The reply should consist of every entry, repeated exactly.

Segment Open
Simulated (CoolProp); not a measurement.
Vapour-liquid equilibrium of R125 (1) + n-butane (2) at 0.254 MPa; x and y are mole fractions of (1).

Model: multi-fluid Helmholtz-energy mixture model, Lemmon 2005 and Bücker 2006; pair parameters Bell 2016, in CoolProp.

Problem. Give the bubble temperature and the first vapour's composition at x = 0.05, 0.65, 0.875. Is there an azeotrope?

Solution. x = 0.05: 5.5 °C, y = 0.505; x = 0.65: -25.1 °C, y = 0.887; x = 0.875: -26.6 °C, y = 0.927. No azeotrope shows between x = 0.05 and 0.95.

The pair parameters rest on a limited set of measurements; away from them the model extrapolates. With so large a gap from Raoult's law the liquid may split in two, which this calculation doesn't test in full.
Segment Closed

WORKED SOLUTION
Simulated (CoolProp); not a measurement.
Vapour-liquid equilibrium of R125 (1) + n-butane (2) at 0.254 MPa; x and y are mole fractions of (1).

Model: multi-fluid Helmholtz-energy mixture model, Lemmon 2005 and Bücker 2006; pair parameters Bell 2016, in CoolProp.

Problem. Give the bubble temperature and the first vapour's composition at x = 0.05, 0.65, 0.875. Is there an azeotrope?

Solution. x = 0.05: 5.5 °C, y = 0.505; x = 0.65: -25.1 °C, y = 0.887; x = 0.875: -26.6 °C, y = 0.927. No azeotrope shows between x = 0.05 and 0.95.

The pair parameters rest on a limited set of measurements; away from them the model extrapolates. With so large a gap from Raoult's law the liquid may split in two, which this calculation doesn't test in full.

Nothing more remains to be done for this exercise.